## WORK ITEM
Two lines mark the range in the entries below: the one holding "unit | meaning |" and the one holding "Answer. For given". Set down those two and all lines between them, exactly.

'''
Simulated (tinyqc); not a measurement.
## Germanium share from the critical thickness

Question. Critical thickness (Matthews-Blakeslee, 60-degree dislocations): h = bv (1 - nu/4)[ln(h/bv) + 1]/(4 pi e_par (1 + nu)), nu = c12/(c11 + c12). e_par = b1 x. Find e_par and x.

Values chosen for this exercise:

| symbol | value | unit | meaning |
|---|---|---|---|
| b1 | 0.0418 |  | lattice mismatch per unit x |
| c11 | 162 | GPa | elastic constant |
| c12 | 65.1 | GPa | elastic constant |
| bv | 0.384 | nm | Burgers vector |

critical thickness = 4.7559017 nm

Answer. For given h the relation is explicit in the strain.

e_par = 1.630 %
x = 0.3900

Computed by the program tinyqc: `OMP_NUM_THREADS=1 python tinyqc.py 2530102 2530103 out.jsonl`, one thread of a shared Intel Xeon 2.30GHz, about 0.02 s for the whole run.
'''

## EXPECTED ANSWER
| symbol | value | unit | meaning |
|---|---|---|---|
| b1 | 0.0418 |  | lattice mismatch per unit x |
| c11 | 162 | GPa | elastic constant |
| c12 | 65.1 | GPa | elastic constant |
| bv | 0.384 | nm | Burgers vector |

critical thickness = 4.7559017 nm

Answer. For given h the relation is explicit in the strain.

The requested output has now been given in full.